Work instruction:
Copying exactly, give the lines in the material below from the one with "Optimised with ωB97X-D3(BJ)/def2-SVP" to the one with "Q: What is the", ends included, and nothing besides.

··· Data section ···
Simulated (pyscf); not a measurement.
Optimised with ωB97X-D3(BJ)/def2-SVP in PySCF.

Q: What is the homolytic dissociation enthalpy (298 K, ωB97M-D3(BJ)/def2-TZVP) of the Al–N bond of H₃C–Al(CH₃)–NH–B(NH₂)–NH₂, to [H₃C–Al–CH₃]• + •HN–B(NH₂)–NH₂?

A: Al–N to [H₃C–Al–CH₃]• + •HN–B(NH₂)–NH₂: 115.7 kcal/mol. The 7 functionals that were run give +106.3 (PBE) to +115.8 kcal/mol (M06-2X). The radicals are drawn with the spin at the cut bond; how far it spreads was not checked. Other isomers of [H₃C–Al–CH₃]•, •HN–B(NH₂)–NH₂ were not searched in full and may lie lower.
···

Answer space:
Optimised with ωB97X-D3(BJ)/def2-SVP in PySCF.

Q: What is the homolytic dissociation enthalpy (298 K, ωB97M-D3(BJ)/def2-TZVP) of the Al–N bond of H₃C–Al(CH₃)–NH–B(NH₂)–NH₂, to [H₃C–Al–CH₃]• + •HN–B(NH₂)–NH₂?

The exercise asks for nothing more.